··········
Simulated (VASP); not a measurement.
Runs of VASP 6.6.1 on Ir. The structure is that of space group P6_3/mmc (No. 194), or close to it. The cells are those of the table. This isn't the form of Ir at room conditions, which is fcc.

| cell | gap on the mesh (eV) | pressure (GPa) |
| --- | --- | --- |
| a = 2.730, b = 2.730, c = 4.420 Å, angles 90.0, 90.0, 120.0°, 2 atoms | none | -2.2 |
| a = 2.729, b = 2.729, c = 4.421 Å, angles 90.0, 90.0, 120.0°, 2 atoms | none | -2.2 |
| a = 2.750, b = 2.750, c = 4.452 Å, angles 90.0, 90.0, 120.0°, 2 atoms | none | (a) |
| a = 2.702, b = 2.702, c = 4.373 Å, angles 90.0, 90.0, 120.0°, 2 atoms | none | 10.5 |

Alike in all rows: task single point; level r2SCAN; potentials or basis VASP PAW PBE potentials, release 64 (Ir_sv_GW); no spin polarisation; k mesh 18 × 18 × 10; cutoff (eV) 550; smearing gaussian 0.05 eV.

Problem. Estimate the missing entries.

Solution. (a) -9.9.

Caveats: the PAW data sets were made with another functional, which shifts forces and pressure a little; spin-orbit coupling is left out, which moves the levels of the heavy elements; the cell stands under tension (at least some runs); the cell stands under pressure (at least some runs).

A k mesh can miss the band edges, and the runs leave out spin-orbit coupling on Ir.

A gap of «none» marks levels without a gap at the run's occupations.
··········

* **ACTION ITEM**
Among the records above, repeat exactly the line with "Caveats: the PAW", the line with "A k mesh can", and every line in between, and only those.

* **REPLY**
Caveats: the PAW data sets were made with another functional, which shifts forces and pressure a little; spin-orbit coupling is left out, which moves the levels of the heavy elements; the cell stands under tension (at least some runs); the cell stands under pressure (at least some runs).

A k mesh can miss the band edges, and the runs leave out spin-orbit coupling on Ir.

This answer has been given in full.